Line by line, retype the material below exactly, from its first line up to and including the one holding "Quantum ESPRESSO 7.5;".

[Start of Attachment]

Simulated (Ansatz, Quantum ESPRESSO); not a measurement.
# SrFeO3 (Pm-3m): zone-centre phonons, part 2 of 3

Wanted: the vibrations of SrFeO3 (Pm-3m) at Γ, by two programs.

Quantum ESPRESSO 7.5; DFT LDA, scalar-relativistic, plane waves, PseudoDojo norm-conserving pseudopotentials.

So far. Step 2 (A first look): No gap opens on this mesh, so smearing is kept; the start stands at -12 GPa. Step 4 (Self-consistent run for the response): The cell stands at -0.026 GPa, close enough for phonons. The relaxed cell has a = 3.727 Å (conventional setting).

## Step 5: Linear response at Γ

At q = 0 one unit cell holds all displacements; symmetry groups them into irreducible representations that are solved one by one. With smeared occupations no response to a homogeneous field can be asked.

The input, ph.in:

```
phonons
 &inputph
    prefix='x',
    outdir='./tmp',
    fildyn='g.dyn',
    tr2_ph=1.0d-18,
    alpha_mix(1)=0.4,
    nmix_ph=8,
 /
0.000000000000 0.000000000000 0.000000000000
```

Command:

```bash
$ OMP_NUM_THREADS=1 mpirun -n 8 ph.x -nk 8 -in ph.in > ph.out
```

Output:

[End of Attachment]

● **Task answer**
Simulated (Ansatz, Quantum ESPRESSO); not a measurement.
# SrFeO3 (Pm-3m): zone-centre phonons, part 2 of 3

Wanted: the vibrations of SrFeO3 (Pm-3m) at Γ, by two programs.

Quantum ESPRESSO 7.5; DFT LDA, scalar-relativistic, plane waves, PseudoDojo norm-conserving pseudopotentials.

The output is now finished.